* **WORK REQUEST**
Copy exactly the lines of the material below that run from the one containing "cutoff | 3048 eV |" through the one containing "width 0.1 eV |". Copy no other lines.

* **SUPPLIED DATA**
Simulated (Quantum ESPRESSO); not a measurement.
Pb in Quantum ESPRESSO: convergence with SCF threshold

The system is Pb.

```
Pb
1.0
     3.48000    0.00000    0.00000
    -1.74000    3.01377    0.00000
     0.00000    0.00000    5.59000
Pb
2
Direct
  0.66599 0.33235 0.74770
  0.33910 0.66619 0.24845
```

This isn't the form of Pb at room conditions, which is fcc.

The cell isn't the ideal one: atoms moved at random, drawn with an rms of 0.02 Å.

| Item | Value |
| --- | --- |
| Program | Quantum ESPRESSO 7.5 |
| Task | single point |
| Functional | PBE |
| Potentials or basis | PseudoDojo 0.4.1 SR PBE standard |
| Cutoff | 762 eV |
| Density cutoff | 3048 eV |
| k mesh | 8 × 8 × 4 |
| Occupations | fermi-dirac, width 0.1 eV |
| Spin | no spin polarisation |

* **REPLY**
| Density cutoff | 3048 eV |
| k mesh | 8 × 8 × 4 |
| Occupations | fermi-dirac, width 0.1 eV |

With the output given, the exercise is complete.